--------------------------------------------------

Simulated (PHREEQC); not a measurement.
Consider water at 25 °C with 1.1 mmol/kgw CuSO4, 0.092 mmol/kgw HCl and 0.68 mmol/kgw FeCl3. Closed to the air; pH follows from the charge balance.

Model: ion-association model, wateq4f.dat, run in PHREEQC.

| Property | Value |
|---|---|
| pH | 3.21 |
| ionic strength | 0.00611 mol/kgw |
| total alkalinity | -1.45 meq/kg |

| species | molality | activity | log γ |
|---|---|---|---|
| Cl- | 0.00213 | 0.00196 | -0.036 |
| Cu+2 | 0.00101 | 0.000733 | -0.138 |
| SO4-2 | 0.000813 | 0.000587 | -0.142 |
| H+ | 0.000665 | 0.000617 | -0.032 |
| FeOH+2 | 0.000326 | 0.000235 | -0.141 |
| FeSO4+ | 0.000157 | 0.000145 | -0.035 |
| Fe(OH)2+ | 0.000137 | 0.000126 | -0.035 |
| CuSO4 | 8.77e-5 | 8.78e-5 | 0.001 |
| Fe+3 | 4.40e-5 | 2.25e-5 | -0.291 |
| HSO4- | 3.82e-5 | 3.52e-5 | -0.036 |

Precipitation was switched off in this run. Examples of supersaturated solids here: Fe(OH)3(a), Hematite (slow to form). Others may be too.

--------------------------------------------------

## BRIEF
Could you set down, exactly as written, the lines above between the one holding "8.78e-5 | 0.001 |" and the one holding "3.52e-5 | -0.036 |", inclusive, and nothing more?

## WRITTEN RESPONSE
| CuSO4 | 8.77e-5 | 8.78e-5 | 0.001 |
| Fe+3 | 4.40e-5 | 2.25e-5 | -0.291 |
| HSO4- | 3.82e-5 | 3.52e-5 | -0.036 |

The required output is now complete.